**Action item:** Where a line has odd spacing or punctuation, keep it; transcribe all the entries exactly.

**Data provided:**
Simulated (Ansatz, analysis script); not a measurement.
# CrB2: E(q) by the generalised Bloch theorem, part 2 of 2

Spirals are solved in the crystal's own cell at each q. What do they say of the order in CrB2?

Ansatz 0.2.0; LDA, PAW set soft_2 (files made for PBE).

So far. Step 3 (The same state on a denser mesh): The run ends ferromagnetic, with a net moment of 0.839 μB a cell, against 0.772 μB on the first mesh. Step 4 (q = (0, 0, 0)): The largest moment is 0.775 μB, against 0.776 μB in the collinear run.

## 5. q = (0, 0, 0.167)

**Task response:**
Simulated (Ansatz, analysis script); not a measurement.
# CrB2: E(q) by the generalised Bloch theorem, part 2 of 2

Spirals are solved in the crystal's own cell at each q. What do they say of the order in CrB2?

Ansatz 0.2.0; LDA, PAW set soft_2 (files made for PBE).

So far. Step 3 (The same state on a denser mesh): The run ends ferromagnetic, with a net moment of 0.839 μB a cell, against 0.772 μB on the first mesh. Step 4 (q = (0, 0, 0)): The largest moment is 0.775 μB, against 0.776 μB in the collinear run.

## 5. q = (0, 0, 0.167)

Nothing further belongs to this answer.